> **Dataset excerpts**
- - - - - - -

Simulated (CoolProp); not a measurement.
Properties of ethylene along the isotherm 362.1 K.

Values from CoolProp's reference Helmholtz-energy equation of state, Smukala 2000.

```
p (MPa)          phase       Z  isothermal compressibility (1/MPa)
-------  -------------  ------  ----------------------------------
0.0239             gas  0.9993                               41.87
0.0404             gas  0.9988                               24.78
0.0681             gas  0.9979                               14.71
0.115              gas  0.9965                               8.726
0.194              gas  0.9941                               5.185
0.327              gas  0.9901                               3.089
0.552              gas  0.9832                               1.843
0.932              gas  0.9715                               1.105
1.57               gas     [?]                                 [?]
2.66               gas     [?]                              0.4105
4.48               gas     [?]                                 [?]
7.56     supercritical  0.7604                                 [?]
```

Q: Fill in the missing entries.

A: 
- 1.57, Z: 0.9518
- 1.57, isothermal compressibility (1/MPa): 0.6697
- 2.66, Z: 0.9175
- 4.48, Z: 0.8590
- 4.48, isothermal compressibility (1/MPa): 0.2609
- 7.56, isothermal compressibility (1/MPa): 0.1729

- - - - - - -

> **Assignment**
Produce the lines from the top of the listing through the "- 4.48, isothermal" line exactly as they appear, with no additional output.

> **Reply**
Simulated (CoolProp); not a measurement.
Properties of ethylene along the isotherm 362.1 K.

Values from CoolProp's reference Helmholtz-energy equation of state, Smukala 2000.

```
p (MPa)          phase       Z  isothermal compressibility (1/MPa)
-------  -------------  ------  ----------------------------------
0.0239             gas  0.9993                               41.87
0.0404             gas  0.9988                               24.78
0.0681             gas  0.9979                               14.71
0.115              gas  0.9965                               8.726
0.194              gas  0.9941                               5.185
0.327              gas  0.9901                               3.089
0.552              gas  0.9832                               1.843
0.932              gas  0.9715                               1.105
1.57               gas     [?]                                 [?]
2.66               gas     [?]                              0.4105
4.48               gas     [?]                                 [?]
7.56     supercritical  0.7604                                 [?]
```

Q: Fill in the missing entries.

A: 
- 1.57, Z: 0.9518
- 1.57, isothermal compressibility (1/MPa): 0.6697
- 2.66, Z: 0.9175
- 4.48, Z: 0.8590
- 4.48, isothermal compressibility (1/MPa): 0.2609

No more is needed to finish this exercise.